(SUPPLIED RECORDS begins)
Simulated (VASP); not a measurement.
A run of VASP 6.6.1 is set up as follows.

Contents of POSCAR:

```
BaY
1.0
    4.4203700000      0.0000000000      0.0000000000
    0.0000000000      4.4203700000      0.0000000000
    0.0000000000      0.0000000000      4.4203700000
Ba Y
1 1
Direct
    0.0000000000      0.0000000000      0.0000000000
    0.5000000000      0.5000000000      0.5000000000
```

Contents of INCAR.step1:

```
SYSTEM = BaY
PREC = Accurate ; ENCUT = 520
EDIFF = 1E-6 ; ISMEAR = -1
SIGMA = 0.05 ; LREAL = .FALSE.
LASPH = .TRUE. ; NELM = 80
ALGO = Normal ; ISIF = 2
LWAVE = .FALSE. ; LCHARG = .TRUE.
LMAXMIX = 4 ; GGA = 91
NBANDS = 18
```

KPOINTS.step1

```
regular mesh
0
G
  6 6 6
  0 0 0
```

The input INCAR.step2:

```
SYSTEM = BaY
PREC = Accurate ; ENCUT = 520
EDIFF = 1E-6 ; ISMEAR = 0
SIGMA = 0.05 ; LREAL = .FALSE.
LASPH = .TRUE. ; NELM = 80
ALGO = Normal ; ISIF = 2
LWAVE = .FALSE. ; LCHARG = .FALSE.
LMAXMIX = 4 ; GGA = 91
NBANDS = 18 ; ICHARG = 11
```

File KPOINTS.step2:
(SUPPLIED RECORDS ends)

Go through the data above and return every line exactly.

Simulated (VASP); not a measurement.
A run of VASP 6.6.1 is set up as follows.

Contents of POSCAR:

```
BaY
1.0
    4.4203700000      0.0000000000      0.0000000000
    0.0000000000      4.4203700000      0.0000000000
    0.0000000000      0.0000000000      4.4203700000
Ba Y
1 1
Direct
    0.0000000000      0.0000000000      0.0000000000
    0.5000000000      0.5000000000      0.5000000000
```

Contents of INCAR.step1:

```
SYSTEM = BaY
PREC = Accurate ; ENCUT = 520
EDIFF = 1E-6 ; ISMEAR = -1
SIGMA = 0.05 ; LREAL = .FALSE.
LASPH = .TRUE. ; NELM = 80
ALGO = Normal ; ISIF = 2
LWAVE = .FALSE. ; LCHARG = .TRUE.
LMAXMIX = 4 ; GGA = 91
NBANDS = 18
```

KPOINTS.step1

```
regular mesh
0
G
  6 6 6
  0 0 0
```

The input INCAR.step2:

```
SYSTEM = BaY
PREC = Accurate ; ENCUT = 520
EDIFF = 1E-6 ; ISMEAR = 0
SIGMA = 0.05 ; LREAL = .FALSE.
LASPH = .TRUE. ; NELM = 80
ALGO = Normal ; ISIF = 2
LWAVE = .FALSE. ; LCHARG = .FALSE.
LMAXMIX = 4 ; GGA = 91
NBANDS = 18 ; ICHARG = 11
```

File KPOINTS.step2:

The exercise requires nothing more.